- [Task item] The whole answer is the data below, retyped exactly.

+-------+
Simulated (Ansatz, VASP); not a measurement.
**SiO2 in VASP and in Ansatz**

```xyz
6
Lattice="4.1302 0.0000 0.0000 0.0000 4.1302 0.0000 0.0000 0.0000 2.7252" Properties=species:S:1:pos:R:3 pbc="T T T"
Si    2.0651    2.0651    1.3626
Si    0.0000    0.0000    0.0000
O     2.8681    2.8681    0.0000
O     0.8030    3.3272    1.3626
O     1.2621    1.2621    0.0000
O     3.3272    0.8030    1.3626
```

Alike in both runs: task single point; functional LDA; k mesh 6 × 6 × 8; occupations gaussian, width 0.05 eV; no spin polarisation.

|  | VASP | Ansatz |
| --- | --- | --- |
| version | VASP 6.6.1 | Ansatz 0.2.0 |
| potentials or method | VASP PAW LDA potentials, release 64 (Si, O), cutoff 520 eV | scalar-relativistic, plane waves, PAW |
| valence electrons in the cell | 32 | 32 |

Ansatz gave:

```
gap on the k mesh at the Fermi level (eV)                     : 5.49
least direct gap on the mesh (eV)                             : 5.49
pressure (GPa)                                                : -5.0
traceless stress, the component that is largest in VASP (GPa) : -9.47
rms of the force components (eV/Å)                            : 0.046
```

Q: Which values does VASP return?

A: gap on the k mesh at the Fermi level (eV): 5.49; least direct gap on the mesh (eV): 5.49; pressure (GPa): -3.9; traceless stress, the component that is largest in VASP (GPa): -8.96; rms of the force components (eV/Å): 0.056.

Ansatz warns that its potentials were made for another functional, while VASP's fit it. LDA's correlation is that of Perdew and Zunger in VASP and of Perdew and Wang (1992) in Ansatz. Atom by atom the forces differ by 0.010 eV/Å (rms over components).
+-------+

- [Solution]
Simulated (Ansatz, VASP); not a measurement.
**SiO2 in VASP and in Ansatz**

```xyz
6
Lattice="4.1302 0.0000 0.0000 0.0000 4.1302 0.0000 0.0000 0.0000 2.7252" Properties=species:S:1:pos:R:3 pbc="T T T"
Si    2.0651    2.0651    1.3626
Si    0.0000    0.0000    0.0000
O     2.8681    2.8681    0.0000
O     0.8030    3.3272    1.3626
O     1.2621    1.2621    0.0000
O     3.3272    0.8030    1.3626
```

Alike in both runs: task single point; functional LDA; k mesh 6 × 6 × 8; occupations gaussian, width 0.05 eV; no spin polarisation.

|  | VASP | Ansatz |
| --- | --- | --- |
| version | VASP 6.6.1 | Ansatz 0.2.0 |
| potentials or method | VASP PAW LDA potentials, release 64 (Si, O), cutoff 520 eV | scalar-relativistic, plane waves, PAW |
| valence electrons in the cell | 32 | 32 |

Ansatz gave:

```
gap on the k mesh at the Fermi level (eV)                     : 5.49
least direct gap on the mesh (eV)                             : 5.49
pressure (GPa)                                                : -5.0
traceless stress, the component that is largest in VASP (GPa) : -9.47
rms of the force components (eV/Å)                            : 0.046
```

Q: Which values does VASP return?

A: gap on the k mesh at the Fermi level (eV): 5.49; least direct gap on the mesh (eV): 5.49; pressure (GPa): -3.9; traceless stress, the component that is largest in VASP (GPa): -8.96; rms of the force components (eV/Å): 0.056.

Ansatz warns that its potentials were made for another functional, while VASP's fit it. LDA's correlation is that of Perdew and Zunger in VASP and of Perdew and Wang (1992) in Ansatz. Atom by atom the forces differ by 0.010 eV/Å (rms over components).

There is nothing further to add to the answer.